**WORK INSTRUCTION:**
Output all the data exactly.

· · · ·
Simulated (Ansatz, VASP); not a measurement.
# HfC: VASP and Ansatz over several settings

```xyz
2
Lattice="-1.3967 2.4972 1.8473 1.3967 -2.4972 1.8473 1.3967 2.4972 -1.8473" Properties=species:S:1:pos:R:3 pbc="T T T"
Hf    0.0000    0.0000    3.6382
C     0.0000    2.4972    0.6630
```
· · · ·

**EXERCISE ANSWER:**
Simulated (Ansatz, VASP); not a measurement.
# HfC: VASP and Ansatz over several settings

```xyz
2
Lattice="-1.3967 2.4972 1.8473 1.3967 -2.4972 1.8473 1.3967 2.4972 -1.8473" Properties=species:S:1:pos:R:3 pbc="T T T"
Hf    0.0000    0.0000    3.6382
C     0.0000    2.4972    0.6630
```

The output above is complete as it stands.